═══ The data ═══

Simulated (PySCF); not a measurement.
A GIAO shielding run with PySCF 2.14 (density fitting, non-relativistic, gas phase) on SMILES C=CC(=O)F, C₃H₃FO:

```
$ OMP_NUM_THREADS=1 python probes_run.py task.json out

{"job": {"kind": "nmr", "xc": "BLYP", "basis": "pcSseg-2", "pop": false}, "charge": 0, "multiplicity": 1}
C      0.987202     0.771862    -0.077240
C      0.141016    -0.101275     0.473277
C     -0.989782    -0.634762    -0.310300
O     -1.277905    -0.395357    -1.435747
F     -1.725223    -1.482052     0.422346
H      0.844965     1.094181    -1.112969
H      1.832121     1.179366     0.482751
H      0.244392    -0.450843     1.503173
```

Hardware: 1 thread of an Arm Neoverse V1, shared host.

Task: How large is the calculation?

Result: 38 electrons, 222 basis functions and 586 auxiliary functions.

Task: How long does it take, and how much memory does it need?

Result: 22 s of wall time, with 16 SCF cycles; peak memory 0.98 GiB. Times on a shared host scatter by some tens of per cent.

═══

__Requirement__
From the opening line of the data above through the line holding "Task: How long", give every line again exactly as it stands.

__Task result__
Simulated (PySCF); not a measurement.
A GIAO shielding run with PySCF 2.14 (density fitting, non-relativistic, gas phase) on SMILES C=CC(=O)F, C₃H₃FO:

```
$ OMP_NUM_THREADS=1 python probes_run.py task.json out

{"job": {"kind": "nmr", "xc": "BLYP", "basis": "pcSseg-2", "pop": false}, "charge": 0, "multiplicity": 1}
C      0.987202     0.771862    -0.077240
C      0.141016    -0.101275     0.473277
C     -0.989782    -0.634762    -0.310300
O     -1.277905    -0.395357    -1.435747
F     -1.725223    -1.482052     0.422346
H      0.844965     1.094181    -1.112969
H      1.832121     1.179366     0.482751
H      0.244392    -0.450843     1.503173
```

Hardware: 1 thread of an Arm Neoverse V1, shared host.

Task: How large is the calculation?

Result: 38 electrons, 222 basis functions and 586 auxiliary functions.

Task: How long does it take, and how much memory does it need?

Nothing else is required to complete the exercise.